=== INFORMATION SHOWN ===
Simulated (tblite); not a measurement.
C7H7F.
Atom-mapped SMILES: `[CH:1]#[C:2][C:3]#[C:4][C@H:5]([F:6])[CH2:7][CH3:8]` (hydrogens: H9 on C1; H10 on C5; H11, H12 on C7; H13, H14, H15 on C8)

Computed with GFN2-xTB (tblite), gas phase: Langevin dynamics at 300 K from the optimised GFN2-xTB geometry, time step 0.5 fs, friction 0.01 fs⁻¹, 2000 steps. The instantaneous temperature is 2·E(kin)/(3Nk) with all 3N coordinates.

=== EXERCISE ===
Write out an exact copy of every record shown above.

=== YOUR RESPONSE ===
Simulated (tblite); not a measurement.
C7H7F.
Atom-mapped SMILES: `[CH:1]#[C:2][C:3]#[C:4][C@H:5]([F:6])[CH2:7][CH3:8]` (hydrogens: H9 on C1; H10 on C5; H11, H12 on C7; H13, H14, H15 on C8)

Computed with GFN2-xTB (tblite), gas phase: Langevin dynamics at 300 K from the optimised GFN2-xTB geometry, time step 0.5 fs, friction 0.01 fs⁻¹, 2000 steps. The instantaneous temperature is 2·E(kin)/(3Nk) with all 3N coordinates.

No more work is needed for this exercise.